Supplied entries →
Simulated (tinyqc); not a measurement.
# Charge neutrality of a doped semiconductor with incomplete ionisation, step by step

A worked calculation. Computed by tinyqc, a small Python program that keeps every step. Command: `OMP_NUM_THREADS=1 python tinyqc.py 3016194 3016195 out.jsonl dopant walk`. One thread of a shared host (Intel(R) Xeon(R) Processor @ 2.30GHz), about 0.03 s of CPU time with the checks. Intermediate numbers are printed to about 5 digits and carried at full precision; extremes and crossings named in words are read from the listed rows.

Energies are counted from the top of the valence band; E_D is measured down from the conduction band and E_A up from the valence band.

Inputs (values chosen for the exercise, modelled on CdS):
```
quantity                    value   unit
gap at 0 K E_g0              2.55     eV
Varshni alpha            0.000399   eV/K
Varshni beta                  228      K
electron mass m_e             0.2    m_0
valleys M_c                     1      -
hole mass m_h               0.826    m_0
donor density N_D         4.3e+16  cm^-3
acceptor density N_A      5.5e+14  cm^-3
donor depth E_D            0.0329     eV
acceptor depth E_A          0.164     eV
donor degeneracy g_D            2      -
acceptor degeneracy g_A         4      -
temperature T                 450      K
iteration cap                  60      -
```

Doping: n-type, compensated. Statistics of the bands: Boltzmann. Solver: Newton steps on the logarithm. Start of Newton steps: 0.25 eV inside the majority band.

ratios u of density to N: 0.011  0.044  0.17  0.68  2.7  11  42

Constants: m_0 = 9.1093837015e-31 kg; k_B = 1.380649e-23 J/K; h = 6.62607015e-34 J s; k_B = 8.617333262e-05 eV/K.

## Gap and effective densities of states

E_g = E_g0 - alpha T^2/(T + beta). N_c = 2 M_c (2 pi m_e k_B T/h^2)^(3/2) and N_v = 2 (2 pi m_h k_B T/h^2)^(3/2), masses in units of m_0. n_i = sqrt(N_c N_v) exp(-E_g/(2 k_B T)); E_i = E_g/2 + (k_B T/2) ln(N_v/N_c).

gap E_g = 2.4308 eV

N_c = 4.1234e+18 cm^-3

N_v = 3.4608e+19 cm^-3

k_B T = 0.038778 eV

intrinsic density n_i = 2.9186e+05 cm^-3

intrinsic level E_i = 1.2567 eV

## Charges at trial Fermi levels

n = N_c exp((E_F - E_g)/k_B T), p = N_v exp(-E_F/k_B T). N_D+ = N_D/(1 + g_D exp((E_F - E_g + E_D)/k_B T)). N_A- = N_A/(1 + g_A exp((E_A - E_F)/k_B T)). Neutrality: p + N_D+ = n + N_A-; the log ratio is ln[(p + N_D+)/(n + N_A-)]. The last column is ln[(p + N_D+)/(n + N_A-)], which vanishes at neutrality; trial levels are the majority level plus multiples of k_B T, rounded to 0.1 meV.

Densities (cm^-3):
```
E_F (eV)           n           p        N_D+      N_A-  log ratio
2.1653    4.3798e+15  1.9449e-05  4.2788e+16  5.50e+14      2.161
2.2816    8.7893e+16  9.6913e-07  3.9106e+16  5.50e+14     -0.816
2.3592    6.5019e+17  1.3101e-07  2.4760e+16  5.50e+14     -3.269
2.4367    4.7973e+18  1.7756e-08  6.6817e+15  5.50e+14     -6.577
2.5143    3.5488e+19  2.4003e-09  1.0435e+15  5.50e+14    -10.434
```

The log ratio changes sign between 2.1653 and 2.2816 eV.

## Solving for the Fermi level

Work task →
An exact copy of the lines above, from the one containing "N_c = 4.1234e+18 cm^-3" down to the one containing "## Charges at trial Fermi levels" and including both, is the whole answer; retype it and nothing else.

Your solution →
N_c = 4.1234e+18 cm^-3

N_v = 3.4608e+19 cm^-3

k_B T = 0.038778 eV

intrinsic density n_i = 2.9186e+05 cm^-3

intrinsic level E_i = 1.2567 eV

## Charges at trial Fermi levels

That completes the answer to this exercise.